Give back exactly the lines that run from the beginning of the entries to the line containing "V: energy change", both included, and nothing else.

# # # # #

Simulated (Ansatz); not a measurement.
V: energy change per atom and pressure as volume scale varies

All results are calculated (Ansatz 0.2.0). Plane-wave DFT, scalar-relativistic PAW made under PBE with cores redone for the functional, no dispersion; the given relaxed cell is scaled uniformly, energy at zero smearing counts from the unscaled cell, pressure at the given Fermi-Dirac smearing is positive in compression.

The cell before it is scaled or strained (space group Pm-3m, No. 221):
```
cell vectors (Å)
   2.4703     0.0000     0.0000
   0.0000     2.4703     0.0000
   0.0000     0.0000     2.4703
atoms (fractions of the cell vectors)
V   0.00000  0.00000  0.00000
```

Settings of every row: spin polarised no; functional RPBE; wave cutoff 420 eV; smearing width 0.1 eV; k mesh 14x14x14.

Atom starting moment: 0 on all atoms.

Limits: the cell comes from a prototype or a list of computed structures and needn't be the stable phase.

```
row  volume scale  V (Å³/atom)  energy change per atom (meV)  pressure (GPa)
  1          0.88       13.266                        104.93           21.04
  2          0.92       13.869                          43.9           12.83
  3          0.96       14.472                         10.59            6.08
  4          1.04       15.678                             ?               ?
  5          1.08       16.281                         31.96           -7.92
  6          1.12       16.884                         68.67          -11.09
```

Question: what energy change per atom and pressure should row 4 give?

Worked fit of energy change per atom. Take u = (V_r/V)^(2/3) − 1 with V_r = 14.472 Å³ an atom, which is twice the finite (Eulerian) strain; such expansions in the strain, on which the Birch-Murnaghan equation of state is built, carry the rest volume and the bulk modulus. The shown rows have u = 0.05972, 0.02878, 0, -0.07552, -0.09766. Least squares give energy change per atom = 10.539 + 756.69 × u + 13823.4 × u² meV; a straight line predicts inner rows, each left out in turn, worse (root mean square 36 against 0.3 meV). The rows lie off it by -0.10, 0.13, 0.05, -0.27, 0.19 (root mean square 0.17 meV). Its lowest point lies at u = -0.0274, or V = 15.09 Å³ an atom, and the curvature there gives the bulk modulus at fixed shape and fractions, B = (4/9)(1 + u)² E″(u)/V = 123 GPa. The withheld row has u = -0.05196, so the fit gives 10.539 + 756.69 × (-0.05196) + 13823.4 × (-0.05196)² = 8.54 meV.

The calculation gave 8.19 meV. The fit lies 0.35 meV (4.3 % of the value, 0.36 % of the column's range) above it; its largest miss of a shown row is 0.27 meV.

# # # # #

## Response
Simulated (Ansatz); not a measurement.
V: energy change per atom and pressure as volume scale varies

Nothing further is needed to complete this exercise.